WORK ITEM: Print the data in full, exactly as it reads.

INFORMATION PROVIDED:
= Beginning of Section =

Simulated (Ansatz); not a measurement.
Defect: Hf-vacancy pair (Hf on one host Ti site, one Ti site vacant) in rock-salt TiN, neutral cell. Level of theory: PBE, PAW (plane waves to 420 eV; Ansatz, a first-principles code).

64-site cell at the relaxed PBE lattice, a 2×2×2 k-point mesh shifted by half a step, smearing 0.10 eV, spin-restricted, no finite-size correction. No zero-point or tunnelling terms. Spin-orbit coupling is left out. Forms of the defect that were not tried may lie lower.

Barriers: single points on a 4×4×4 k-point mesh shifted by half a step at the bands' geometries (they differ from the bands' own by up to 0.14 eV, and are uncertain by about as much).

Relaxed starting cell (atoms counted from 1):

= End of Section =

EXERCISE RESPONSE:
Simulated (Ansatz); not a measurement.
Defect: Hf-vacancy pair (Hf on one host Ti site, one Ti site vacant) in rock-salt TiN, neutral cell. Level of theory: PBE, PAW (plane waves to 420 eV; Ansatz, a first-principles code).

64-site cell at the relaxed PBE lattice, a 2×2×2 k-point mesh shifted by half a step, smearing 0.10 eV, spin-restricted, no finite-size correction. No zero-point or tunnelling terms. Spin-orbit coupling is left out. Forms of the defect that were not tried may lie lower.

Barriers: single points on a 4×4×4 k-point mesh shifted by half a step at the bands' geometries (they differ from the bands' own by up to 0.14 eV, and are uncertain by about as much).

Relaxed starting cell (atoms counted from 1):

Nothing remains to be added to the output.